ACTION ITEM:
Copy, exactly and without additions, every line in the records below from the one holding "Si 7.7343 0 35.9195" through the one holding "Si 5.8008 10.0472 35.9195", both ends included.

• • •

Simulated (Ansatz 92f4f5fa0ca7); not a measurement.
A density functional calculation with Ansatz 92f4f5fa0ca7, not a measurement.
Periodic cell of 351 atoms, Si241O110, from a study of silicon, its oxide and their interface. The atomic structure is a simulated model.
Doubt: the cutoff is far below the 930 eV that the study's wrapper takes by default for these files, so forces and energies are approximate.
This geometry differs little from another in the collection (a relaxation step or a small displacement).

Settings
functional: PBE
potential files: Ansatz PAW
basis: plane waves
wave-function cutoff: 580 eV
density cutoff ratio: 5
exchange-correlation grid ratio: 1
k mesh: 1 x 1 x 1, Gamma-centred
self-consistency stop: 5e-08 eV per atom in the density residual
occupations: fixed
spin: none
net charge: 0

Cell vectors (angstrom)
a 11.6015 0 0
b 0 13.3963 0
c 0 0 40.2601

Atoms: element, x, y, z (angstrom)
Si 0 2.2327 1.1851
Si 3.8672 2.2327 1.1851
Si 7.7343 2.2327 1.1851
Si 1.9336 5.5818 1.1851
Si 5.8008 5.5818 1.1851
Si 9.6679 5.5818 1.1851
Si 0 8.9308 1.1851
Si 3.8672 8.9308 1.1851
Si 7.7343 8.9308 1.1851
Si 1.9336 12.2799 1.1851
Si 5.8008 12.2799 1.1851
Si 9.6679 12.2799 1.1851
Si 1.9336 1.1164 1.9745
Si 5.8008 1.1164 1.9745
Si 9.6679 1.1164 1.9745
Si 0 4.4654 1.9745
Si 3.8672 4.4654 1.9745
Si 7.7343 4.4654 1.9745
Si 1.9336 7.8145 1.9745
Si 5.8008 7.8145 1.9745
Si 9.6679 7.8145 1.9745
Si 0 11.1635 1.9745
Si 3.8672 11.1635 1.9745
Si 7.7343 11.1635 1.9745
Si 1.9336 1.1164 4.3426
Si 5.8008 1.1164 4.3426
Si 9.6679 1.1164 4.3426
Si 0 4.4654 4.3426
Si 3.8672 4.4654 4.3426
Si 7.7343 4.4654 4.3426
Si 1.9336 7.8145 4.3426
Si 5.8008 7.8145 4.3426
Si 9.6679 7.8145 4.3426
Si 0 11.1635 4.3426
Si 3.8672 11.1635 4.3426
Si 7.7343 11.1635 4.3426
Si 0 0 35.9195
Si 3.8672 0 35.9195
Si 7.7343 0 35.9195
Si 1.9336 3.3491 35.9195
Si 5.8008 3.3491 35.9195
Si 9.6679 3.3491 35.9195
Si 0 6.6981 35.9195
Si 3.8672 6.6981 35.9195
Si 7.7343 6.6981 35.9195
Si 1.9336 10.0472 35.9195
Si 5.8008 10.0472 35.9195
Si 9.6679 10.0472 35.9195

• • •

ANSWER SPACE:
Si 7.7343 0 35.9195
Si 1.9336 3.3491 35.9195
Si 5.8008 3.3491 35.9195
Si 9.6679 3.3491 35.9195
Si 0 6.6981 35.9195
Si 3.8672 6.6981 35.9195
Si 7.7343 6.6981 35.9195
Si 1.9336 10.0472 35.9195
Si 5.8008 10.0472 35.9195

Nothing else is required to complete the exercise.